PROVIDED RECORDS:
========================================================================

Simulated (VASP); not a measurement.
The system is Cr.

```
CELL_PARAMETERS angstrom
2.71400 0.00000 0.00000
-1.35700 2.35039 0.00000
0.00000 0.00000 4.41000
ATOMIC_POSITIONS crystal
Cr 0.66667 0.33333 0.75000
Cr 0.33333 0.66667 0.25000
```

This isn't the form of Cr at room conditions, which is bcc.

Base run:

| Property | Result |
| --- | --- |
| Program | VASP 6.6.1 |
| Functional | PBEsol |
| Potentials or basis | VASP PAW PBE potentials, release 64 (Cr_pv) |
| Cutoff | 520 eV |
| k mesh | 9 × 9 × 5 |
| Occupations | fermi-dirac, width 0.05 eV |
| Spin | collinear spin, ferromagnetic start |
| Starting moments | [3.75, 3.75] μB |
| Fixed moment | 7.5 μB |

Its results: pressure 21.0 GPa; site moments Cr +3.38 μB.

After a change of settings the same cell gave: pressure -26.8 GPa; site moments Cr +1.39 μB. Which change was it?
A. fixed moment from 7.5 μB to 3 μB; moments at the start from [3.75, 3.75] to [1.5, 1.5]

========================================================================

ACTIVITY: The lines running from the start of the data through the one that contains "After a change" should be reproduced exactly, and only those.

WRITTEN SOLUTION:
Simulated (VASP); not a measurement.
The system is Cr.

```
CELL_PARAMETERS angstrom
2.71400 0.00000 0.00000
-1.35700 2.35039 0.00000
0.00000 0.00000 4.41000
ATOMIC_POSITIONS crystal
Cr 0.66667 0.33333 0.75000
Cr 0.33333 0.66667 0.25000
```

This isn't the form of Cr at room conditions, which is bcc.

Base run:

| Property | Result |
| --- | --- |
| Program | VASP 6.6.1 |
| Functional | PBEsol |
| Potentials or basis | VASP PAW PBE potentials, release 64 (Cr_pv) |
| Cutoff | 520 eV |
| k mesh | 9 × 9 × 5 |
| Occupations | fermi-dirac, width 0.05 eV |
| Spin | collinear spin, ferromagnetic start |
| Starting moments | [3.75, 3.75] μB |
| Fixed moment | 7.5 μB |

Its results: pressure 21.0 GPa; site moments Cr +3.38 μB.

After a change of settings the same cell gave: pressure -26.8 GPa; site moments Cr +1.39 μB. Which change was it?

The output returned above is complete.